__BRIEF__:
What this exercise requires is a verbatim reproduction of the data below.

__SOURCE MATERIAL__:
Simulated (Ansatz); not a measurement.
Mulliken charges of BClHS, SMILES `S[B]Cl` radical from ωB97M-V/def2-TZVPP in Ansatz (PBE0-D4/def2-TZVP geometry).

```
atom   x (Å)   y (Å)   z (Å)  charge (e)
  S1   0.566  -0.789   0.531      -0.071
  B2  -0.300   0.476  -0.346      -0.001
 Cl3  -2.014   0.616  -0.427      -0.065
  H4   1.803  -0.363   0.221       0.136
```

__ANSWER AREA__:
Simulated (Ansatz); not a measurement.
Mulliken charges of BClHS, SMILES `S[B]Cl` radical from ωB97M-V/def2-TZVPP in Ansatz (PBE0-D4/def2-TZVP geometry).

```
atom   x (Å)   y (Å)   z (Å)  charge (e)
  S1   0.566  -0.789   0.531      -0.071
  B2  -0.300   0.476  -0.346      -0.001
 Cl3  -2.014   0.616  -0.427      -0.065
  H4   1.803  -0.363   0.221       0.136
```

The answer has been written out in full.